▶ _Activity_
Look below for the line that has "Alike in both". Set down the lines from there through the line that has "Q: Which values does VASP return?", exactly as written.

── Data for review ──
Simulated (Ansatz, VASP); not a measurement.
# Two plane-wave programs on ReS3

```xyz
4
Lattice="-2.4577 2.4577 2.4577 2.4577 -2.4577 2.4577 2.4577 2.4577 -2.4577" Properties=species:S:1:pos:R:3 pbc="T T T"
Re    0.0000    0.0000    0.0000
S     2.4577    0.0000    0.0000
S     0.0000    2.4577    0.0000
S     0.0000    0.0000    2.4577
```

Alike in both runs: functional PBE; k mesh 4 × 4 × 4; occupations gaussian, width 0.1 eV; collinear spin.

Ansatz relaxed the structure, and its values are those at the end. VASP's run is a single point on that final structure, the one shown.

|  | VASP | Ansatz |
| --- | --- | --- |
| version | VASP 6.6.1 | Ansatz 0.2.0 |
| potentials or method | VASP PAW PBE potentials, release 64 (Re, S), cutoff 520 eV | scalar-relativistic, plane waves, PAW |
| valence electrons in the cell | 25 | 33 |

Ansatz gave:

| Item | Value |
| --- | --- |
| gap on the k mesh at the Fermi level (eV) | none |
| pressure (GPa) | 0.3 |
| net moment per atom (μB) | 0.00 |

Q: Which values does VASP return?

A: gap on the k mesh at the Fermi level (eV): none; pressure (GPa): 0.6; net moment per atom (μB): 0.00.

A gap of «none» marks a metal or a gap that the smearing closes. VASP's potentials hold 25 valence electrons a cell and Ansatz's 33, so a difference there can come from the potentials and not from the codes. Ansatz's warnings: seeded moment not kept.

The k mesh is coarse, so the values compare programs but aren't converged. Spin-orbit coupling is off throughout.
───

▶ _Response area_
Alike in both runs: functional PBE; k mesh 4 × 4 × 4; occupations gaussian, width 0.1 eV; collinear spin.

Ansatz relaxed the structure, and its values are those at the end. VASP's run is a single point on that final structure, the one shown.

|  | VASP | Ansatz |
| --- | --- | --- |
| version | VASP 6.6.1 | Ansatz 0.2.0 |
| potentials or method | VASP PAW PBE potentials, release 64 (Re, S), cutoff 520 eV | scalar-relativistic, plane waves, PAW |
| valence electrons in the cell | 25 | 33 |

Ansatz gave:

| Item | Value |
| --- | --- |
| gap on the k mesh at the Fermi level (eV) | none |
| pressure (GPa) | 0.3 |
| net moment per atom (μB) | 0.00 |

Q: Which values does VASP return?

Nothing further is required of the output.